**Exercise:** Take the records below and retype them line by line, from the first line through the one containing "0.00 | 45.04 |"; stop there.

**Data for analysis:**
■ ■ ■ ■
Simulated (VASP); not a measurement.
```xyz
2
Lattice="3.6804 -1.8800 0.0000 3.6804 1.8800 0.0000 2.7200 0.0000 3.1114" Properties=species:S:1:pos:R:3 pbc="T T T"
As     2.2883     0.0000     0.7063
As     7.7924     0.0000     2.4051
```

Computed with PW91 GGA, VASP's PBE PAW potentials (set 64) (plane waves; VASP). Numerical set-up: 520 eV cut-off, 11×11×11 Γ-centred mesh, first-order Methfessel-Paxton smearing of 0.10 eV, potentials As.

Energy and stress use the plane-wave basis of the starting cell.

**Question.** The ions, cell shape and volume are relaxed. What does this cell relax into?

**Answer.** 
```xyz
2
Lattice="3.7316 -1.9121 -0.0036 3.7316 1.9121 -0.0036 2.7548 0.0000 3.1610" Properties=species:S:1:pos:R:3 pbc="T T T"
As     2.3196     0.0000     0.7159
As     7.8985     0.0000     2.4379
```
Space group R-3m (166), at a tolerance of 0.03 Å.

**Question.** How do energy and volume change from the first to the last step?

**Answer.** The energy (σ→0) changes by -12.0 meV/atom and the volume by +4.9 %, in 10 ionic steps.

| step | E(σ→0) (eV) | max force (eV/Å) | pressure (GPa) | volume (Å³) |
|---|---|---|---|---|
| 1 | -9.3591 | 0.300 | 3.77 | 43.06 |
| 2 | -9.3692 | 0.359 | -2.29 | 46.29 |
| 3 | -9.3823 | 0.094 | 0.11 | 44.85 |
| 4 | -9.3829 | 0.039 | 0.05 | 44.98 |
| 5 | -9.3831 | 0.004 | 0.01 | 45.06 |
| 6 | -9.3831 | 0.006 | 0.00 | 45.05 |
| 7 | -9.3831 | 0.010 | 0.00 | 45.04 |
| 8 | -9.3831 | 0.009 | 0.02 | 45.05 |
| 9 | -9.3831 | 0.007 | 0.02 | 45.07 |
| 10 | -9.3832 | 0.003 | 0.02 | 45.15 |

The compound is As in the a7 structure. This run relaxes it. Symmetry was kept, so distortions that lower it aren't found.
■ ■ ■ ■

**Your solution:**
Simulated (VASP); not a measurement.
```xyz
2
Lattice="3.6804 -1.8800 0.0000 3.6804 1.8800 0.0000 2.7200 0.0000 3.1114" Properties=species:S:1:pos:R:3 pbc="T T T"
As     2.2883     0.0000     0.7063
As     7.7924     0.0000     2.4051
```

Computed with PW91 GGA, VASP's PBE PAW potentials (set 64) (plane waves; VASP). Numerical set-up: 520 eV cut-off, 11×11×11 Γ-centred mesh, first-order Methfessel-Paxton smearing of 0.10 eV, potentials As.

Energy and stress use the plane-wave basis of the starting cell.

**Question.** The ions, cell shape and volume are relaxed. What does this cell relax into?

**Answer.** 
```xyz
2
Lattice="3.7316 -1.9121 -0.0036 3.7316 1.9121 -0.0036 2.7548 0.0000 3.1610" Properties=species:S:1:pos:R:3 pbc="T T T"
As     2.3196     0.0000     0.7159
As     7.8985     0.0000     2.4379
```
Space group R-3m (166), at a tolerance of 0.03 Å.

**Question.** How do energy and volume change from the first to the last step?

**Answer.** The energy (σ→0) changes by -12.0 meV/atom and the volume by +4.9 %, in 10 ionic steps.

| step | E(σ→0) (eV) | max force (eV/Å) | pressure (GPa) | volume (Å³) |
|---|---|---|---|---|
| 1 | -9.3591 | 0.300 | 3.77 | 43.06 |
| 2 | -9.3692 | 0.359 | -2.29 | 46.29 |
| 3 | -9.3823 | 0.094 | 0.11 | 44.85 |
| 4 | -9.3829 | 0.039 | 0.05 | 44.98 |
| 5 | -9.3831 | 0.004 | 0.01 | 45.06 |
| 6 | -9.3831 | 0.006 | 0.00 | 45.05 |
| 7 | -9.3831 | 0.010 | 0.00 | 45.04 |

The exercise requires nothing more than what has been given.